__Required action__.
Nothing but the lines from the start of the records below through the line that has "Result: Zero (bands" should appear, each exactly as given.

__Dataset excerpts__.
··········

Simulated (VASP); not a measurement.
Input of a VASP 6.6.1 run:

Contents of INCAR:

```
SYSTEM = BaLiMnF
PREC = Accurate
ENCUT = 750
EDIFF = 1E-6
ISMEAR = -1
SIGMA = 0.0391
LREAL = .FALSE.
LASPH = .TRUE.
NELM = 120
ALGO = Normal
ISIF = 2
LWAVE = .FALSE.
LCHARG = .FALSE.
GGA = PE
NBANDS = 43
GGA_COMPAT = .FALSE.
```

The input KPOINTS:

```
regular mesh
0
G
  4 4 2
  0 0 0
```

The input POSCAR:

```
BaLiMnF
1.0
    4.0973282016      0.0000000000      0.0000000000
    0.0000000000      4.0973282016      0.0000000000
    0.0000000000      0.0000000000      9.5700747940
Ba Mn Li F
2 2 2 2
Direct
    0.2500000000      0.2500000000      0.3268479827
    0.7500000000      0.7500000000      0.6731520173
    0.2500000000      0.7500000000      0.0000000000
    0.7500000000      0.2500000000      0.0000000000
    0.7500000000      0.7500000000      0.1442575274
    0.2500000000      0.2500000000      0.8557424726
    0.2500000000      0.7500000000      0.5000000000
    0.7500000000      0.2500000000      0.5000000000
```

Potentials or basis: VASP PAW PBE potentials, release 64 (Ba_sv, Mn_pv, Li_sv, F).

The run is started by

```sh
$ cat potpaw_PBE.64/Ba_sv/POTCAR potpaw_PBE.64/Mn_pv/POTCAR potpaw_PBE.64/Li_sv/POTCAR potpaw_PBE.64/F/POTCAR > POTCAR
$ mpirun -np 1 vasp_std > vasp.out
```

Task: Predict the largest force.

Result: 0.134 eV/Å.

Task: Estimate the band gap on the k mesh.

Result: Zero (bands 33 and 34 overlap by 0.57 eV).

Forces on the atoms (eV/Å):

··········

__Task result__.
Simulated (VASP); not a measurement.
Input of a VASP 6.6.1 run:

Contents of INCAR:

```
SYSTEM = BaLiMnF
PREC = Accurate
ENCUT = 750
EDIFF = 1E-6
ISMEAR = -1
SIGMA = 0.0391
LREAL = .FALSE.
LASPH = .TRUE.
NELM = 120
ALGO = Normal
ISIF = 2
LWAVE = .FALSE.
LCHARG = .FALSE.
GGA = PE
NBANDS = 43
GGA_COMPAT = .FALSE.
```

The input KPOINTS:

```
regular mesh
0
G
  4 4 2
  0 0 0
```

The input POSCAR:

```
BaLiMnF
1.0
    4.0973282016      0.0000000000      0.0000000000
    0.0000000000      4.0973282016      0.0000000000
    0.0000000000      0.0000000000      9.5700747940
Ba Mn Li F
2 2 2 2
Direct
    0.2500000000      0.2500000000      0.3268479827
    0.7500000000      0.7500000000      0.6731520173
    0.2500000000      0.7500000000      0.0000000000
    0.7500000000      0.2500000000      0.0000000000
    0.7500000000      0.7500000000      0.1442575274
    0.2500000000      0.2500000000      0.8557424726
    0.2500000000      0.7500000000      0.5000000000
    0.7500000000      0.2500000000      0.5000000000
```

Potentials or basis: VASP PAW PBE potentials, release 64 (Ba_sv, Mn_pv, Li_sv, F).

The run is started by

```sh
$ cat potpaw_PBE.64/Ba_sv/POTCAR potpaw_PBE.64/Mn_pv/POTCAR potpaw_PBE.64/Li_sv/POTCAR potpaw_PBE.64/F/POTCAR > POTCAR
$ mpirun -np 1 vasp_std > vasp.out
```

Task: Predict the largest force.

Result: 0.134 eV/Å.

Task: Estimate the band gap on the k mesh.

Result: Zero (bands 33 and 34 overlap by 0.57 eV).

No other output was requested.